### Data for review
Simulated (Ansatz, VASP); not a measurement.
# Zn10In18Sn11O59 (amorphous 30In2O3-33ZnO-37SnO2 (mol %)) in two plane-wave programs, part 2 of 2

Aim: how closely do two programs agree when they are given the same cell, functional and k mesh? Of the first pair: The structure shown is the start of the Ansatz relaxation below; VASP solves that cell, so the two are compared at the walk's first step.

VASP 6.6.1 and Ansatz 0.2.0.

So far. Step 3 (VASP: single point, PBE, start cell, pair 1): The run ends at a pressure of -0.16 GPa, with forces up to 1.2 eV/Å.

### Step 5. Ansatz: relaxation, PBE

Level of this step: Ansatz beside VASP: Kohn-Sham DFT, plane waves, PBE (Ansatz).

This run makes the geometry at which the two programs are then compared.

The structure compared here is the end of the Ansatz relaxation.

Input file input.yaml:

### Requirement
Each line from the top of the listing down to and including the one containing "The structure compared" should be transcribed exactly; nothing else is to be output.

### Written reply
Simulated (Ansatz, VASP); not a measurement.
# Zn10In18Sn11O59 (amorphous 30In2O3-33ZnO-37SnO2 (mol %)) in two plane-wave programs, part 2 of 2

Aim: how closely do two programs agree when they are given the same cell, functional and k mesh? Of the first pair: The structure shown is the start of the Ansatz relaxation below; VASP solves that cell, so the two are compared at the walk's first step.

VASP 6.6.1 and Ansatz 0.2.0.

So far. Step 3 (VASP: single point, PBE, start cell, pair 1): The run ends at a pressure of -0.16 GPa, with forces up to 1.2 eV/Å.

### Step 5. Ansatz: relaxation, PBE

Level of this step: Ansatz beside VASP: Kohn-Sham DFT, plane waves, PBE (Ansatz).

This run makes the geometry at which the two programs are then compared.

The structure compared here is the end of the Ansatz relaxation.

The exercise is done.